### Work order
In the listing below, find the line with "Lattice in Å, positions in fractions of it.", then repeat exactly every line from the top through that one.

### Information shown
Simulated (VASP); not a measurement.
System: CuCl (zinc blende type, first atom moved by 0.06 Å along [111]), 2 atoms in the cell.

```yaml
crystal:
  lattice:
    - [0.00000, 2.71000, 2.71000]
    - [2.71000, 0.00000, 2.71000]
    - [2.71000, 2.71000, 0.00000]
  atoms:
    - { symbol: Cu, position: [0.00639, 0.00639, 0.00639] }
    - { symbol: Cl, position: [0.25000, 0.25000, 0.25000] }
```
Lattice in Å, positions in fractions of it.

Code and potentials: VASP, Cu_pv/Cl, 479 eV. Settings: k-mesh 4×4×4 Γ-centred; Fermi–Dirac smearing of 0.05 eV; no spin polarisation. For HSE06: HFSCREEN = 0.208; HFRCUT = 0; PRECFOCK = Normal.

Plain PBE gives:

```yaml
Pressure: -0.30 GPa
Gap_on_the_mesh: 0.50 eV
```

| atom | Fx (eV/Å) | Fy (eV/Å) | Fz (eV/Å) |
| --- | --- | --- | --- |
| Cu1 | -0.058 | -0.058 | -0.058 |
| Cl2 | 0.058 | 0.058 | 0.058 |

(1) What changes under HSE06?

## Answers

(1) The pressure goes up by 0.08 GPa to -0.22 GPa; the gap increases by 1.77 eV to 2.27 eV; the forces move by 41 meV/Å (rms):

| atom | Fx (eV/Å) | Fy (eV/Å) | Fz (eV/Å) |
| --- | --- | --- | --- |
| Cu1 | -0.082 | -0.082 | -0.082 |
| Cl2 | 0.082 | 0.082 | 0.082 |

### Task response
Simulated (VASP); not a measurement.
System: CuCl (zinc blende type, first atom moved by 0.06 Å along [111]), 2 atoms in the cell.

```yaml
crystal:
  lattice:
    - [0.00000, 2.71000, 2.71000]
    - [2.71000, 0.00000, 2.71000]
    - [2.71000, 2.71000, 0.00000]
  atoms:
    - { symbol: Cu, position: [0.00639, 0.00639, 0.00639] }
    - { symbol: Cl, position: [0.25000, 0.25000, 0.25000] }
```
Lattice in Å, positions in fractions of it.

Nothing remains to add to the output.